* * * * * * *

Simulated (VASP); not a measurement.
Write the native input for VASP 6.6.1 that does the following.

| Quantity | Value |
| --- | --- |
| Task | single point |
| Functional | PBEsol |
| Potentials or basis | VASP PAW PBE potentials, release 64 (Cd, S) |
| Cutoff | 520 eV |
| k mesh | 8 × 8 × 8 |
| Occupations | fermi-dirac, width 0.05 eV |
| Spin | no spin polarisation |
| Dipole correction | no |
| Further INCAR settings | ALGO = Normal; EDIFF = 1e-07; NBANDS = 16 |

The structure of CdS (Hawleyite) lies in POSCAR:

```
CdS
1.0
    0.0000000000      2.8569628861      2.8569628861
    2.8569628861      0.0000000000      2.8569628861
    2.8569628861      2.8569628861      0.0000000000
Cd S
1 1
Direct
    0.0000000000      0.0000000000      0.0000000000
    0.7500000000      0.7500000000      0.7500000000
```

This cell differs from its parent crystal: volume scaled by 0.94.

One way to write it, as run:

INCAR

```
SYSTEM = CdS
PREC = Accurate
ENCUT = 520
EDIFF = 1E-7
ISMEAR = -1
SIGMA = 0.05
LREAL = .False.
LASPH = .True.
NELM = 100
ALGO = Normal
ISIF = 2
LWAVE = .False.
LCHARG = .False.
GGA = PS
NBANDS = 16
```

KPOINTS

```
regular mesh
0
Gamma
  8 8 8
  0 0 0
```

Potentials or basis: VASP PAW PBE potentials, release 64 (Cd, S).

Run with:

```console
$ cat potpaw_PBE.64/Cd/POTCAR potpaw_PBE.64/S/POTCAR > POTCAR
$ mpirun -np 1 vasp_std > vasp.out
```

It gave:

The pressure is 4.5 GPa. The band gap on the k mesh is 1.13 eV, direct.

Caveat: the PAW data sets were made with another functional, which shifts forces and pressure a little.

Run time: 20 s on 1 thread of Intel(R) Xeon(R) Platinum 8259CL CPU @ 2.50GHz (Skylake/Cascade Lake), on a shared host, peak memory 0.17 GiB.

* * * * * * *

** Assigned task **
Retype the entries exactly from the first line, stopping after the line with "Caveat: the PAW".

** Response **
Simulated (VASP); not a measurement.
Write the native input for VASP 6.6.1 that does the following.

| Quantity | Value |
| --- | --- |
| Task | single point |
| Functional | PBEsol |
| Potentials or basis | VASP PAW PBE potentials, release 64 (Cd, S) |
| Cutoff | 520 eV |
| k mesh | 8 × 8 × 8 |
| Occupations | fermi-dirac, width 0.05 eV |
| Spin | no spin polarisation |
| Dipole correction | no |
| Further INCAR settings | ALGO = Normal; EDIFF = 1e-07; NBANDS = 16 |

The structure of CdS (Hawleyite) lies in POSCAR:

```
CdS
1.0
    0.0000000000      2.8569628861      2.8569628861
    2.8569628861      0.0000000000      2.8569628861
    2.8569628861      2.8569628861      0.0000000000
Cd S
1 1
Direct
    0.0000000000      0.0000000000      0.0000000000
    0.7500000000      0.7500000000      0.7500000000
```

This cell differs from its parent crystal: volume scaled by 0.94.

One way to write it, as run:

INCAR

```
SYSTEM = CdS
PREC = Accurate
ENCUT = 520
EDIFF = 1E-7
ISMEAR = -1
SIGMA = 0.05
LREAL = .False.
LASPH = .True.
NELM = 100
ALGO = Normal
ISIF = 2
LWAVE = .False.
LCHARG = .False.
GGA = PS
NBANDS = 16
```

KPOINTS

```
regular mesh
0
Gamma
  8 8 8
  0 0 0
```

Potentials or basis: VASP PAW PBE potentials, release 64 (Cd, S).

Run with:

```console
$ cat potpaw_PBE.64/Cd/POTCAR potpaw_PBE.64/S/POTCAR > POTCAR
$ mpirun -np 1 vasp_std > vasp.out
```

It gave:

The pressure is 4.5 GPa. The band gap on the k mesh is 1.13 eV, direct.

Caveat: the PAW data sets were made with another functional, which shifts forces and pressure a little.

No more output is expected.